= Beginning of Section =

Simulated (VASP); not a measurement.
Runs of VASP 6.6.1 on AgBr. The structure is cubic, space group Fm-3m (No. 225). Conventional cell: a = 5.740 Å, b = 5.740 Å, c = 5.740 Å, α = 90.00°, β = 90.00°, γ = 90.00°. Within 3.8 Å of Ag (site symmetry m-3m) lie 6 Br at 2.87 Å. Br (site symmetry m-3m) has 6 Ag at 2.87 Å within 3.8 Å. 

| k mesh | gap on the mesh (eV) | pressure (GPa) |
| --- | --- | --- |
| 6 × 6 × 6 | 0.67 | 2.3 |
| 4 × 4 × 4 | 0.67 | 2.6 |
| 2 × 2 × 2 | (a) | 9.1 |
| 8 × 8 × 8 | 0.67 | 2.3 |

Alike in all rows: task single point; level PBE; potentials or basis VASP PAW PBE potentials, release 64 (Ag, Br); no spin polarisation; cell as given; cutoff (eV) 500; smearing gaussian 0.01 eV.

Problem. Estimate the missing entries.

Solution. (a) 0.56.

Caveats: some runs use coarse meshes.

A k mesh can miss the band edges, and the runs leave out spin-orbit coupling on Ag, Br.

= End of Section =

Each line in the listing needs to be copied exactly.

Answer area —
Simulated (VASP); not a measurement.
Runs of VASP 6.6.1 on AgBr. The structure is cubic, space group Fm-3m (No. 225). Conventional cell: a = 5.740 Å, b = 5.740 Å, c = 5.740 Å, α = 90.00°, β = 90.00°, γ = 90.00°. Within 3.8 Å of Ag (site symmetry m-3m) lie 6 Br at 2.87 Å. Br (site symmetry m-3m) has 6 Ag at 2.87 Å within 3.8 Å. 

| k mesh | gap on the mesh (eV) | pressure (GPa) |
| --- | --- | --- |
| 6 × 6 × 6 | 0.67 | 2.3 |
| 4 × 4 × 4 | 0.67 | 2.6 |
| 2 × 2 × 2 | (a) | 9.1 |
| 8 × 8 × 8 | 0.67 | 2.3 |

Alike in all rows: task single point; level PBE; potentials or basis VASP PAW PBE potentials, release 64 (Ag, Br); no spin polarisation; cell as given; cutoff (eV) 500; smearing gaussian 0.01 eV.

Problem. Estimate the missing entries.

Solution. (a) 0.56.

Caveats: some runs use coarse meshes.

A k mesh can miss the band edges, and the runs leave out spin-orbit coupling on Ag, Br.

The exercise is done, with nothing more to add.